> _Dataset excerpts_
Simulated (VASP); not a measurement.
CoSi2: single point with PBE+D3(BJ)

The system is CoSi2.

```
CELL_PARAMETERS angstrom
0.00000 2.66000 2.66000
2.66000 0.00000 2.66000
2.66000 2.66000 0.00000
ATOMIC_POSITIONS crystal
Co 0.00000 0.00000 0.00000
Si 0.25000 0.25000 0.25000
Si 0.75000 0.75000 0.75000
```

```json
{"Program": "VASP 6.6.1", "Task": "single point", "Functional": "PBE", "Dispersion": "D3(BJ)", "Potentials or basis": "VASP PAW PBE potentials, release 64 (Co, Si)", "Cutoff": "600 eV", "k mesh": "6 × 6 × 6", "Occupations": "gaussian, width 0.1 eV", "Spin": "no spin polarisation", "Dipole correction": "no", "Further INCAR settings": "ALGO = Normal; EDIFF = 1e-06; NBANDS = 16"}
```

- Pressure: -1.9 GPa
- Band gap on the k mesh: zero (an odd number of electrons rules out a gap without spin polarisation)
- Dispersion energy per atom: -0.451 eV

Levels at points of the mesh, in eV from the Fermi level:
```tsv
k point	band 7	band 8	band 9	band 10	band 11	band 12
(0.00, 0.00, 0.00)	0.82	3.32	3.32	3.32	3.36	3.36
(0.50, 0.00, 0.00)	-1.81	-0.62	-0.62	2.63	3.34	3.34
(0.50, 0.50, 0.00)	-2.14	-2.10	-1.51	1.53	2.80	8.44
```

> _Work instruction_
All of the entries above must be transcribed exactly.

> _Answer space_
Simulated (VASP); not a measurement.
CoSi2: single point with PBE+D3(BJ)

The system is CoSi2.

```
CELL_PARAMETERS angstrom
0.00000 2.66000 2.66000
2.66000 0.00000 2.66000
2.66000 2.66000 0.00000
ATOMIC_POSITIONS crystal
Co 0.00000 0.00000 0.00000
Si 0.25000 0.25000 0.25000
Si 0.75000 0.75000 0.75000
```

```json
{"Program": "VASP 6.6.1", "Task": "single point", "Functional": "PBE", "Dispersion": "D3(BJ)", "Potentials or basis": "VASP PAW PBE potentials, release 64 (Co, Si)", "Cutoff": "600 eV", "k mesh": "6 × 6 × 6", "Occupations": "gaussian, width 0.1 eV", "Spin": "no spin polarisation", "Dipole correction": "no", "Further INCAR settings": "ALGO = Normal; EDIFF = 1e-06; NBANDS = 16"}
```

- Pressure: -1.9 GPa
- Band gap on the k mesh: zero (an odd number of electrons rules out a gap without spin polarisation)
- Dispersion energy per atom: -0.451 eV

Levels at points of the mesh, in eV from the Fermi level:
```tsv
k point	band 7	band 8	band 9	band 10	band 11	band 12
(0.00, 0.00, 0.00)	0.82	3.32	3.32	3.32	3.36	3.36
(0.50, 0.00, 0.00)	-1.81	-0.62	-0.62	2.63	3.34	3.34
(0.50, 0.50, 0.00)	-2.14	-2.10	-1.51	1.53	2.80	8.44
```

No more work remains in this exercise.